REQUIRED ACTION
In the entries that follow, copy exactly each line from the first through the line with "Feed: 1 mol".

EXCERPTED RECORDS
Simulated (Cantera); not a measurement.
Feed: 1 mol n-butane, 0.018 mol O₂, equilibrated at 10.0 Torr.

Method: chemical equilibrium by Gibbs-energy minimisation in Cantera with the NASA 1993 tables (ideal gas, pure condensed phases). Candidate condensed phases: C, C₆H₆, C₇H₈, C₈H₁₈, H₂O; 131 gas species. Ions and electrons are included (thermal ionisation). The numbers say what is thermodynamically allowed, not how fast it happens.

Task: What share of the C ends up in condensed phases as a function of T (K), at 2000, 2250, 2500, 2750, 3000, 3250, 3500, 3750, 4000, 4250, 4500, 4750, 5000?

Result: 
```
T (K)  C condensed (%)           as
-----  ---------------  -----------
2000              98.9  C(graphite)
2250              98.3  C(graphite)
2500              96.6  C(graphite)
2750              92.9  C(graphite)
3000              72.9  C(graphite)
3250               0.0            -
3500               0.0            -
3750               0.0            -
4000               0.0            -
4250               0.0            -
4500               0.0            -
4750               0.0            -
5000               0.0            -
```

TASK RESPONSE
Simulated (Cantera); not a measurement.
Feed: 1 mol n-butane, 0.018 mol O₂, equilibrated at 10.0 Torr.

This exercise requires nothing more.